Task item:
Your answer should be the lines below from the one holding "cell | 36 | 106 |" through the one holding "Atom by atom", copied exactly and with nothing else.

Dataset:
════════════════

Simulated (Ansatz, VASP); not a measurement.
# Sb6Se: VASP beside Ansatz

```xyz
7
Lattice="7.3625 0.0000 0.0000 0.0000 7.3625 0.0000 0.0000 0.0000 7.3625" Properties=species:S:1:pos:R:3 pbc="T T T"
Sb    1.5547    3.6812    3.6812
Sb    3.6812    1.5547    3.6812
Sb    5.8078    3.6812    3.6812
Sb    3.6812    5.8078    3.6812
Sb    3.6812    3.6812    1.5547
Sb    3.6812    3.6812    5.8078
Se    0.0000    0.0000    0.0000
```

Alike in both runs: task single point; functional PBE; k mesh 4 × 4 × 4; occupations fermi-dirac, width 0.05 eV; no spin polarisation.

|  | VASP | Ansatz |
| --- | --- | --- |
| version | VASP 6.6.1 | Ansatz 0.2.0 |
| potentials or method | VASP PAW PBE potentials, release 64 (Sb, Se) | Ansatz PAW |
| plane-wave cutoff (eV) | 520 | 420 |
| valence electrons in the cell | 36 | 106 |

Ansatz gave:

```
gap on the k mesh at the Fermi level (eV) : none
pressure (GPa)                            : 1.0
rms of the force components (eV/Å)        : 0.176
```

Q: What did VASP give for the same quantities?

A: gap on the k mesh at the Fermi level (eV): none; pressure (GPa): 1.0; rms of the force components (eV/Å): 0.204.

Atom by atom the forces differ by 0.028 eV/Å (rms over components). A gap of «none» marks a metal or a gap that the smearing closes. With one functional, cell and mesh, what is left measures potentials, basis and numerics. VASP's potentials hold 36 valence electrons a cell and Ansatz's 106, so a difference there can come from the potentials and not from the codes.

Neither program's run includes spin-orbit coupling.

════════════════

Written response:
| valence electrons in the cell | 36 | 106 |

Ansatz gave:

```
gap on the k mesh at the Fermi level (eV) : none
pressure (GPa)                            : 1.0
rms of the force components (eV/Å)        : 0.176
```

Q: What did VASP give for the same quantities?

A: gap on the k mesh at the Fermi level (eV): none; pressure (GPa): 1.0; rms of the force components (eV/Å): 0.204.

Atom by atom the forces differ by 0.028 eV/Å (rms over components). A gap of «none» marks a metal or a gap that the smearing closes. With one functional, cell and mesh, what is left measures potentials, basis and numerics. VASP's potentials hold 36 valence electrons a cell and Ansatz's 106, so a difference there can come from the potentials and not from the codes.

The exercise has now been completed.